● **Exercise**
Reproduce the records below exactly as they are written.

● **Records provided**
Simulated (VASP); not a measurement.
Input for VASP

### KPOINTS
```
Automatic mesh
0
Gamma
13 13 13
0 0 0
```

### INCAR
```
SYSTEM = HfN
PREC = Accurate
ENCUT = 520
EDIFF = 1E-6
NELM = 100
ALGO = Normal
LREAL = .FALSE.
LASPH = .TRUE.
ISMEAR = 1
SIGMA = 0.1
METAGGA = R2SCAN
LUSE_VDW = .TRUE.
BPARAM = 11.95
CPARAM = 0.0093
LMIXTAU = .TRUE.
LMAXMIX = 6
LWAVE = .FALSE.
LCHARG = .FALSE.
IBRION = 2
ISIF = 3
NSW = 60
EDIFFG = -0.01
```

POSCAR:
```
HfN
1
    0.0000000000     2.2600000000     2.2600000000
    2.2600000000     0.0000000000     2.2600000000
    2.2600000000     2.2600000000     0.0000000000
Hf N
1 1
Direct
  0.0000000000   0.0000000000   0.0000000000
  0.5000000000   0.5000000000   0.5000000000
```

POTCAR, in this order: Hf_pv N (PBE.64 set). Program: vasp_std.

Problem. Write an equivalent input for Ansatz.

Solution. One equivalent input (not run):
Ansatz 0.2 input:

● **Task answer**
Simulated (VASP); not a measurement.
Input for VASP

### KPOINTS
```
Automatic mesh
0
Gamma
13 13 13
0 0 0
```

### INCAR
```
SYSTEM = HfN
PREC = Accurate
ENCUT = 520
EDIFF = 1E-6
NELM = 100
ALGO = Normal
LREAL = .FALSE.
LASPH = .TRUE.
ISMEAR = 1
SIGMA = 0.1
METAGGA = R2SCAN
LUSE_VDW = .TRUE.
BPARAM = 11.95
CPARAM = 0.0093
LMIXTAU = .TRUE.
LMAXMIX = 6
LWAVE = .FALSE.
LCHARG = .FALSE.
IBRION = 2
ISIF = 3
NSW = 60
EDIFFG = -0.01
```

POSCAR:
```
HfN
1
    0.0000000000     2.2600000000     2.2600000000
    2.2600000000     0.0000000000     2.2600000000
    2.2600000000     2.2600000000     0.0000000000
Hf N
1 1
Direct
  0.0000000000   0.0000000000   0.0000000000
  0.5000000000   0.5000000000   0.5000000000
```

POTCAR, in this order: Hf_pv N (PBE.64 set). Program: vasp_std.

Problem. Write an equivalent input for Ansatz.

Solution. One equivalent input (not run):
Ansatz 0.2 input:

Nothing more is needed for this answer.